Work order => Return, word for word, only the lines of the data below that lie between the line with "The structure is" and the line with "## (2) Single point, LDA, 22.64 Å³/atom", those two lines included.

━━━

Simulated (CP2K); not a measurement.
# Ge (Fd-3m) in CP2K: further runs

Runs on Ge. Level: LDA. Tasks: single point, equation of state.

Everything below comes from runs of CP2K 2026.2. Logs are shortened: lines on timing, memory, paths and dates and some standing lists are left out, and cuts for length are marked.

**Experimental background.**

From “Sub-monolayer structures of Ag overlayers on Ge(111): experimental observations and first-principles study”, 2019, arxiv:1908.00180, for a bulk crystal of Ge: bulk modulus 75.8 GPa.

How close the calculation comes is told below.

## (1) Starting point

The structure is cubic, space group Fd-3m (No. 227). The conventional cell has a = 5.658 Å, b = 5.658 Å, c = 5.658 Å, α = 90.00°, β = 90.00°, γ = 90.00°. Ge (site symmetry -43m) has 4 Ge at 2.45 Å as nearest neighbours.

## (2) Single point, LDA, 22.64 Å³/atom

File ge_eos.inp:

━━━

Your solution =>
The structure is cubic, space group Fd-3m (No. 227). The conventional cell has a = 5.658 Å, b = 5.658 Å, c = 5.658 Å, α = 90.00°, β = 90.00°, γ = 90.00°. Ge (site symmetry -43m) has 4 Ge at 2.45 Å as nearest neighbours.

## (2) Single point, LDA, 22.64 Å³/atom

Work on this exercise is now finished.